*ASSIGNMENT:*
Write out, from the entries below, exactly the lines that run between the lines holding "These are r2SCAN" and "It has no gap", inclusive, and stop there.

--------------------------------

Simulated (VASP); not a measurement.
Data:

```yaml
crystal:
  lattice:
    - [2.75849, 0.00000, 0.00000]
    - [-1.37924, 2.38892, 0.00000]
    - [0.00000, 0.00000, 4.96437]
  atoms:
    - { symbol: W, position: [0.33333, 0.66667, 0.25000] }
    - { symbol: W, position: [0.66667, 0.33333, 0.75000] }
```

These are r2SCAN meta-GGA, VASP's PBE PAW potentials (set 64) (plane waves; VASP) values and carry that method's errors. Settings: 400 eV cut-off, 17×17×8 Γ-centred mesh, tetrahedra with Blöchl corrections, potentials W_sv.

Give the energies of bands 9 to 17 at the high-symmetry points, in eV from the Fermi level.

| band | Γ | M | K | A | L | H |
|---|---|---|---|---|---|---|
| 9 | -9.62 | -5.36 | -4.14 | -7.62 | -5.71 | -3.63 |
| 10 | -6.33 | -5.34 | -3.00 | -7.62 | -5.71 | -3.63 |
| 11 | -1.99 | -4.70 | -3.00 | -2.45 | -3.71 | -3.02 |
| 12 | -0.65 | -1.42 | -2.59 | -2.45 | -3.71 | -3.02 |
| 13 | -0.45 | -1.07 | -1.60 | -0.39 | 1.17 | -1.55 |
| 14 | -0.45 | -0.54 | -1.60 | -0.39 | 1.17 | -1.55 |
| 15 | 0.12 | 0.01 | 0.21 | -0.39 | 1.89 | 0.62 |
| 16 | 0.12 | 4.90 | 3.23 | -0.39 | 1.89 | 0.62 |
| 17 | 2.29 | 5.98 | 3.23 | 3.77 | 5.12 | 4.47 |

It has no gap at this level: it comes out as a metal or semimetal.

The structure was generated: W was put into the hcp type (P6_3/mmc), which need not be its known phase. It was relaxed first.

--------------------------------

*TASK ANSWER:*
These are r2SCAN meta-GGA, VASP's PBE PAW potentials (set 64) (plane waves; VASP) values and carry that method's errors. Settings: 400 eV cut-off, 17×17×8 Γ-centred mesh, tetrahedra with Blöchl corrections, potentials W_sv.

Give the energies of bands 9 to 17 at the high-symmetry points, in eV from the Fermi level.

| band | Γ | M | K | A | L | H |
|---|---|---|---|---|---|---|
| 9 | -9.62 | -5.36 | -4.14 | -7.62 | -5.71 | -3.63 |
| 10 | -6.33 | -5.34 | -3.00 | -7.62 | -5.71 | -3.63 |
| 11 | -1.99 | -4.70 | -3.00 | -2.45 | -3.71 | -3.02 |
| 12 | -0.65 | -1.42 | -2.59 | -2.45 | -3.71 | -3.02 |
| 13 | -0.45 | -1.07 | -1.60 | -0.39 | 1.17 | -1.55 |
| 14 | -0.45 | -0.54 | -1.60 | -0.39 | 1.17 | -1.55 |
| 15 | 0.12 | 0.01 | 0.21 | -0.39 | 1.89 | 0.62 |
| 16 | 0.12 | 4.90 | 3.23 | -0.39 | 1.89 | 0.62 |
| 17 | 2.29 | 5.98 | 3.23 | 3.77 | 5.12 | 4.47 |

It has no gap at this level: it comes out as a metal or semimetal.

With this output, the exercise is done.